**DATA SUPPLIED**.
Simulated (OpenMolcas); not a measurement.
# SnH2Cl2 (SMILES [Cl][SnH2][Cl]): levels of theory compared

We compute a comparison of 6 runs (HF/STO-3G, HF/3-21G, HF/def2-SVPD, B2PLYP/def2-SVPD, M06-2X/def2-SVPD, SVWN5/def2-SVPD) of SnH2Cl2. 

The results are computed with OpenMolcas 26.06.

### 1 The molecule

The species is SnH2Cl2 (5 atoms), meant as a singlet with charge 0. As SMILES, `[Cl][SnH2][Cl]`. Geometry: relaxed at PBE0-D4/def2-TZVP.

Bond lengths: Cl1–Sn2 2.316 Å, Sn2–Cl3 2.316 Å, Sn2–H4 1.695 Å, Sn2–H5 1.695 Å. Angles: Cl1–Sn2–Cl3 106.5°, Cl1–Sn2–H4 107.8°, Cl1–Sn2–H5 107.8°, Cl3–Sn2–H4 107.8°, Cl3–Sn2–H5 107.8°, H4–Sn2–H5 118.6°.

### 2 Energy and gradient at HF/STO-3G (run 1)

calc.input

**TASK ITEM**. The answer must be an exact transcription of every record above.

**REPLY**.
Simulated (OpenMolcas); not a measurement.
# SnH2Cl2 (SMILES [Cl][SnH2][Cl]): levels of theory compared

We compute a comparison of 6 runs (HF/STO-3G, HF/3-21G, HF/def2-SVPD, B2PLYP/def2-SVPD, M06-2X/def2-SVPD, SVWN5/def2-SVPD) of SnH2Cl2. 

The results are computed with OpenMolcas 26.06.

### 1 The molecule

The species is SnH2Cl2 (5 atoms), meant as a singlet with charge 0. As SMILES, `[Cl][SnH2][Cl]`. Geometry: relaxed at PBE0-D4/def2-TZVP.

Bond lengths: Cl1–Sn2 2.316 Å, Sn2–Cl3 2.316 Å, Sn2–H4 1.695 Å, Sn2–H5 1.695 Å. Angles: Cl1–Sn2–Cl3 106.5°, Cl1–Sn2–H4 107.8°, Cl1–Sn2–H5 107.8°, Cl3–Sn2–H4 107.8°, Cl3–Sn2–H5 107.8°, H4–Sn2–H5 118.6°.

### 2 Energy and gradient at HF/STO-3G (run 1)

calc.input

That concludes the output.